* [ASSIGNMENT]: Please transcribe exactly, and only, the lines of the data below between the line holding "single point |" and the line holding "mesh | 1.12 eV |", inclusive.

--------
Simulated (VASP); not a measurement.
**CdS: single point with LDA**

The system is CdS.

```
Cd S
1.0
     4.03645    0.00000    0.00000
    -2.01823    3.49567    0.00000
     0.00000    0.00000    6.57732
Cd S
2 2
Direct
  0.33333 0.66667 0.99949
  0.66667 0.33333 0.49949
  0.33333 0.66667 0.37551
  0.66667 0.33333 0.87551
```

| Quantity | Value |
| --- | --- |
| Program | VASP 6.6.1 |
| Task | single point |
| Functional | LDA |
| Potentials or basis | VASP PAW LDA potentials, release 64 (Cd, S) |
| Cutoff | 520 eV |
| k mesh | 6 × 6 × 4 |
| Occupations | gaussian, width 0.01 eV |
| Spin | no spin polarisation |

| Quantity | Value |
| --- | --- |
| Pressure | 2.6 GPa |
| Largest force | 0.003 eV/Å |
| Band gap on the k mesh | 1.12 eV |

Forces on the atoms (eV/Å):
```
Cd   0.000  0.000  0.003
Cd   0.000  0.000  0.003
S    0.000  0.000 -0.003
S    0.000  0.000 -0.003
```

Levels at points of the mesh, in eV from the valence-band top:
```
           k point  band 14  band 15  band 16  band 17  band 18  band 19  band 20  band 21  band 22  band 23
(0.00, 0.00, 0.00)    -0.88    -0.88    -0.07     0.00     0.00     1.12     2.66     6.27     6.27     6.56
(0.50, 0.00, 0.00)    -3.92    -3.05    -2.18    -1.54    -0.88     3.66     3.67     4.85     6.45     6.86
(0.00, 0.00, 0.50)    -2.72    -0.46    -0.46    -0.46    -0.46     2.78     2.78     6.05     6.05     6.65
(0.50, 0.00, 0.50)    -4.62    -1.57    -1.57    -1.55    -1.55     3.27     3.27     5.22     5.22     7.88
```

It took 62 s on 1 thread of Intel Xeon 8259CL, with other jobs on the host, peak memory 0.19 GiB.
--------

* [WRITTEN REPLY]:
| Task | single point |
| Functional | LDA |
| Potentials or basis | VASP PAW LDA potentials, release 64 (Cd, S) |
| Cutoff | 520 eV |
| k mesh | 6 × 6 × 4 |
| Occupations | gaussian, width 0.01 eV |
| Spin | no spin polarisation |

| Quantity | Value |
| --- | --- |
| Pressure | 2.6 GPa |
| Largest force | 0.003 eV/Å |
| Band gap on the k mesh | 1.12 eV |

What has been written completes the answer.